###

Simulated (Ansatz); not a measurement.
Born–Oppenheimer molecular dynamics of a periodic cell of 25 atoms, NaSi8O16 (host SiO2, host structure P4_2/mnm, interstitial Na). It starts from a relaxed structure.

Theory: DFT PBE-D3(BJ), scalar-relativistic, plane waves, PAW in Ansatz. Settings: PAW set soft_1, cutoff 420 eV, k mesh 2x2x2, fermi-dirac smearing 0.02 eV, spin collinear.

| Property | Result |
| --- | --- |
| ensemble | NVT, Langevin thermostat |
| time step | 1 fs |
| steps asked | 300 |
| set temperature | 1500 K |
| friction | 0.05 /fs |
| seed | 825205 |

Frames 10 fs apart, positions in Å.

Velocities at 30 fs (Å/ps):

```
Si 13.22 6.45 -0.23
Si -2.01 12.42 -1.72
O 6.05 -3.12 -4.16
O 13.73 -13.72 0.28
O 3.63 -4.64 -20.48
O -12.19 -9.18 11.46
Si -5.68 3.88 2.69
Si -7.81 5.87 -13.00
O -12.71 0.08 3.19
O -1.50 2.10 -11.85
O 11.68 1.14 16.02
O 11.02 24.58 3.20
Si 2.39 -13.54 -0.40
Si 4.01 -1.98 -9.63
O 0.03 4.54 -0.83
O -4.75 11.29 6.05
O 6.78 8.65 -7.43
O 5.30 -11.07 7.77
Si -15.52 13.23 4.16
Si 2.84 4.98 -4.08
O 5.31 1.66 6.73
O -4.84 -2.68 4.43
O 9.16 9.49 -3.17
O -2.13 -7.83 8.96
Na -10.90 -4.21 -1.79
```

###

From the very first line of the data through the line with "Frames 10 fs apart, positions in Å." in it, please reproduce each line exactly and output nothing more.

Simulated (Ansatz); not a measurement.
Born–Oppenheimer molecular dynamics of a periodic cell of 25 atoms, NaSi8O16 (host SiO2, host structure P4_2/mnm, interstitial Na). It starts from a relaxed structure.

Theory: DFT PBE-D3(BJ), scalar-relativistic, plane waves, PAW in Ansatz. Settings: PAW set soft_1, cutoff 420 eV, k mesh 2x2x2, fermi-dirac smearing 0.02 eV, spin collinear.

| Property | Result |
| --- | --- |
| ensemble | NVT, Langevin thermostat |
| time step | 1 fs |
| steps asked | 300 |
| set temperature | 1500 K |
| friction | 0.05 /fs |
| seed | 825205 |

Frames 10 fs apart, positions in Å.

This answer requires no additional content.